** Opening Listed entries block **
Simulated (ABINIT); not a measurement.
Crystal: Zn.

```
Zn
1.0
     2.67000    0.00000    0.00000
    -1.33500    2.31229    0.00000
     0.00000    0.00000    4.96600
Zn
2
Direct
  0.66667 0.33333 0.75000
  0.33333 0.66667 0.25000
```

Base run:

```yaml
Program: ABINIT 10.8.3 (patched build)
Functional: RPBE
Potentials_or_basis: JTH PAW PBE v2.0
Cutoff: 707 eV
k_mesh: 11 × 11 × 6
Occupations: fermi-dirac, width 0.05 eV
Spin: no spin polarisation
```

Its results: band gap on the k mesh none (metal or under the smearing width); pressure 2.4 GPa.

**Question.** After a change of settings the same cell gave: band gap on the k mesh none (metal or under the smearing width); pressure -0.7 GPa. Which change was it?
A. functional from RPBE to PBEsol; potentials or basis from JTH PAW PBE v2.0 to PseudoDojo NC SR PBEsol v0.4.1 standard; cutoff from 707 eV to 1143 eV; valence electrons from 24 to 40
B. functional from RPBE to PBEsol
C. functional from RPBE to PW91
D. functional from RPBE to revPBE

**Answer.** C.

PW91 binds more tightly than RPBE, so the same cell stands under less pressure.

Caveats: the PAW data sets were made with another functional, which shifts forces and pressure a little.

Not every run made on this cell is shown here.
** Closing Listed entries block **

## Work task
All lines above from the one with "B. functional from RPBE to PBEsol" to the one with "Caveats: the PAW", inclusive, should be copied exactly, and no other lines.

## Answer area
B. functional from RPBE to PBEsol
C. functional from RPBE to PW91
D. functional from RPBE to revPBE

**Answer.** C.

PW91 binds more tightly than RPBE, so the same cell stands under less pressure.

Caveats: the PAW data sets were made with another functional, which shifts forces and pressure a little.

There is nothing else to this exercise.